* _ACTION ITEM_
Will you quote precisely the lines that run from the top of the material below to the line containing "### 1. Starting point", both ends included?

* _STORED DATA_
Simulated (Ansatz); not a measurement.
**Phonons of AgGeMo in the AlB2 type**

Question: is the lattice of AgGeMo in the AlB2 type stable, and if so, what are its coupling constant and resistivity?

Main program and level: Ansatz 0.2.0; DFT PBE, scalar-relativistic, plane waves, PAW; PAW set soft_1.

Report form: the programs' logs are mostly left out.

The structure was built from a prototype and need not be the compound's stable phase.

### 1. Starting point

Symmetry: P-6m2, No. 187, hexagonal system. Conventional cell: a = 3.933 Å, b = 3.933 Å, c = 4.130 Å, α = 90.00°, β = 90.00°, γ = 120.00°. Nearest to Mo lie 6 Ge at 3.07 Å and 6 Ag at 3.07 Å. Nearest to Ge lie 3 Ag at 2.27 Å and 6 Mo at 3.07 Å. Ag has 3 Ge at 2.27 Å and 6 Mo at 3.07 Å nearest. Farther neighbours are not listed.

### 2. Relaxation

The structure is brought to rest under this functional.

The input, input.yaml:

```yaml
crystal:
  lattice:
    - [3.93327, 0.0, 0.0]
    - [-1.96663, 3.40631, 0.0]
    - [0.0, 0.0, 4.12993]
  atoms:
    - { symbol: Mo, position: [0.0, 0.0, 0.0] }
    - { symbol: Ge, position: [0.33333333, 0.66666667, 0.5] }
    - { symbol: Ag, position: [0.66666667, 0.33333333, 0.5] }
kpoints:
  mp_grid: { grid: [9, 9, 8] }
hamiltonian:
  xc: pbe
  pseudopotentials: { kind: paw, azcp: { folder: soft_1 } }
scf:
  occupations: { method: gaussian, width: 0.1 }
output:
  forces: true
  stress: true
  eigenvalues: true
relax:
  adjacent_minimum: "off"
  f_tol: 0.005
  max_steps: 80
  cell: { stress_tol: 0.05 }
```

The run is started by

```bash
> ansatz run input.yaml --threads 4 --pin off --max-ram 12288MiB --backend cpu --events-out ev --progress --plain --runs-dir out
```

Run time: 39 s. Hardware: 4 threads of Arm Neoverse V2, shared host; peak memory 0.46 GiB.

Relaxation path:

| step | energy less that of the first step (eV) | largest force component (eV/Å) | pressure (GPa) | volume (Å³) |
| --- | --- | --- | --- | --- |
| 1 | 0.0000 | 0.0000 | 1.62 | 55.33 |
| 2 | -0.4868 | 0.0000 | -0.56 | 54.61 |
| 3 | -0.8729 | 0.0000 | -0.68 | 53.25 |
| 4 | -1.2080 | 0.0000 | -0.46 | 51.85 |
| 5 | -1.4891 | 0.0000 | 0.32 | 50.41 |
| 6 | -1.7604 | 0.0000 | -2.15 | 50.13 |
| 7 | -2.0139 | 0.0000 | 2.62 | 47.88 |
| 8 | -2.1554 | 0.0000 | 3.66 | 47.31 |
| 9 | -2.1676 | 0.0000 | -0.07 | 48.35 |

* _RESPONSE BOX_
Simulated (Ansatz); not a measurement.
**Phonons of AgGeMo in the AlB2 type**

Question: is the lattice of AgGeMo in the AlB2 type stable, and if so, what are its coupling constant and resistivity?

Main program and level: Ansatz 0.2.0; DFT PBE, scalar-relativistic, plane waves, PAW; PAW set soft_1.

Report form: the programs' logs are mostly left out.

The structure was built from a prototype and need not be the compound's stable phase.

### 1. Starting point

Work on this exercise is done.